AVAILABLE DATA ▸
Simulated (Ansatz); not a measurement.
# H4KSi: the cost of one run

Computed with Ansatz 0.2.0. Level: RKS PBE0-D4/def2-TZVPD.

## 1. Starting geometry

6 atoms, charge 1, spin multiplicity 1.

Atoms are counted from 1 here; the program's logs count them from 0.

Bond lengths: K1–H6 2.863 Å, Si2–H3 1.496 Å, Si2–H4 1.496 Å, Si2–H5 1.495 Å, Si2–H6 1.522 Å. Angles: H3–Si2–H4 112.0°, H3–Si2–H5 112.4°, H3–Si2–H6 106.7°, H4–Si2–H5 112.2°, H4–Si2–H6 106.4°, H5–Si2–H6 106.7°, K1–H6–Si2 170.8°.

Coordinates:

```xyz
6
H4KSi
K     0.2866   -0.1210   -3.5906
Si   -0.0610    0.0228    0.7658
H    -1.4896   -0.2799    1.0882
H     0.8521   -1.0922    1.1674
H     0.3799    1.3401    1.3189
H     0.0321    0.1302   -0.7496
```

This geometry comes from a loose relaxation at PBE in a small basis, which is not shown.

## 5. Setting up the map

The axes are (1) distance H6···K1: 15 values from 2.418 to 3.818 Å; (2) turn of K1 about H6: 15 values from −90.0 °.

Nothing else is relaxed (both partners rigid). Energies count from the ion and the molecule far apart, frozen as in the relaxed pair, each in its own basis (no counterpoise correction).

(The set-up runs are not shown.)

WORK TASK ▸ The required answer is every line of the data, duplicated exactly.

EXERCISE RESPONSE ▸
Simulated (Ansatz); not a measurement.
# H4KSi: the cost of one run

Computed with Ansatz 0.2.0. Level: RKS PBE0-D4/def2-TZVPD.

## 1. Starting geometry

6 atoms, charge 1, spin multiplicity 1.

Atoms are counted from 1 here; the program's logs count them from 0.

Bond lengths: K1–H6 2.863 Å, Si2–H3 1.496 Å, Si2–H4 1.496 Å, Si2–H5 1.495 Å, Si2–H6 1.522 Å. Angles: H3–Si2–H4 112.0°, H3–Si2–H5 112.4°, H3–Si2–H6 106.7°, H4–Si2–H5 112.2°, H4–Si2–H6 106.4°, H5–Si2–H6 106.7°, K1–H6–Si2 170.8°.

Coordinates:

```xyz
6
H4KSi
K     0.2866   -0.1210   -3.5906
Si   -0.0610    0.0228    0.7658
H    -1.4896   -0.2799    1.0882
H     0.8521   -1.0922    1.1674
H     0.3799    1.3401    1.3189
H     0.0321    0.1302   -0.7496
```

This geometry comes from a loose relaxation at PBE in a small basis, which is not shown.

## 5. Setting up the map

The axes are (1) distance H6···K1: 15 values from 2.418 to 3.818 Å; (2) turn of K1 about H6: 15 values from −90.0 °.

Nothing else is relaxed (both partners rigid). Energies count from the ion and the molecule far apart, frozen as in the relaxed pair, each in its own basis (no counterpoise correction).

(The set-up runs are not shown.)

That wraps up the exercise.